* Work instruction
From the entries that follow, copy exactly the lines beginning at the line holding "Quantity | Value |" and continuing through the line holding "Caveat: spin-orbit coupling".

* Input data
**********

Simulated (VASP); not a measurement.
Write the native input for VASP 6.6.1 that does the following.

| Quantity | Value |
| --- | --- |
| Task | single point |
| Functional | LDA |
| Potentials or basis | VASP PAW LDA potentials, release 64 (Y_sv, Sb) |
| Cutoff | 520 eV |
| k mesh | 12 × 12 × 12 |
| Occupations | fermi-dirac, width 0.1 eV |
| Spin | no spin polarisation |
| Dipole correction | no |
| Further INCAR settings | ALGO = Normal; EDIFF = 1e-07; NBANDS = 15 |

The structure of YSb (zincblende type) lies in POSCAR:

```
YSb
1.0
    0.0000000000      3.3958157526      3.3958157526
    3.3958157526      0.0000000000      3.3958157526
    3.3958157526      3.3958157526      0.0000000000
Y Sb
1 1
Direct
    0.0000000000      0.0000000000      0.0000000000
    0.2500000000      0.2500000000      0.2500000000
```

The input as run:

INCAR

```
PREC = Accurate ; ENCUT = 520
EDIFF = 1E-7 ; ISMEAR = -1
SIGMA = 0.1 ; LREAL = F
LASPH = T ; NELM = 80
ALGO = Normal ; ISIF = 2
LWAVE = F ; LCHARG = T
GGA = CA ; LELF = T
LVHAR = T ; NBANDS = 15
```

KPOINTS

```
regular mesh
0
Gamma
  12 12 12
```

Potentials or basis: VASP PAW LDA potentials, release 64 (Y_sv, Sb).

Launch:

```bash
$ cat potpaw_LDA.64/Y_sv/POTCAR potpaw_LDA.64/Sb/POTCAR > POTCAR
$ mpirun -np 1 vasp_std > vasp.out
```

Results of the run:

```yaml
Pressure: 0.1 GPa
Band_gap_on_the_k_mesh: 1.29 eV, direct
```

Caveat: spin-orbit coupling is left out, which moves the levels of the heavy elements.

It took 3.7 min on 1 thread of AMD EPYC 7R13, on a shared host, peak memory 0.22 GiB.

**********

* Exercise solution
| Quantity | Value |
| --- | --- |
| Task | single point |
| Functional | LDA |
| Potentials or basis | VASP PAW LDA potentials, release 64 (Y_sv, Sb) |
| Cutoff | 520 eV |
| k mesh | 12 × 12 × 12 |
| Occupations | fermi-dirac, width 0.1 eV |
| Spin | no spin polarisation |
| Dipole correction | no |
| Further INCAR settings | ALGO = Normal; EDIFF = 1e-07; NBANDS = 15 |

The structure of YSb (zincblende type) lies in POSCAR:

```
YSb
1.0
    0.0000000000      3.3958157526      3.3958157526
    3.3958157526      0.0000000000      3.3958157526
    3.3958157526      3.3958157526      0.0000000000
Y Sb
1 1
Direct
    0.0000000000      0.0000000000      0.0000000000
    0.2500000000      0.2500000000      0.2500000000
```

The input as run:

INCAR

```
PREC = Accurate ; ENCUT = 520
EDIFF = 1E-7 ; ISMEAR = -1
SIGMA = 0.1 ; LREAL = F
LASPH = T ; NELM = 80
ALGO = Normal ; ISIF = 2
LWAVE = F ; LCHARG = T
GGA = CA ; LELF = T
LVHAR = T ; NBANDS = 15
```

KPOINTS

```
regular mesh
0
Gamma
  12 12 12
```

Potentials or basis: VASP PAW LDA potentials, release 64 (Y_sv, Sb).

Launch:

```bash
$ cat potpaw_LDA.64/Y_sv/POTCAR potpaw_LDA.64/Sb/POTCAR > POTCAR
$ mpirun -np 1 vasp_std > vasp.out
```

Results of the run:

```yaml
Pressure: 0.1 GPa
Band_gap_on_the_k_mesh: 1.29 eV, direct
```

Caveat: spin-orbit coupling is left out, which moves the levels of the heavy elements.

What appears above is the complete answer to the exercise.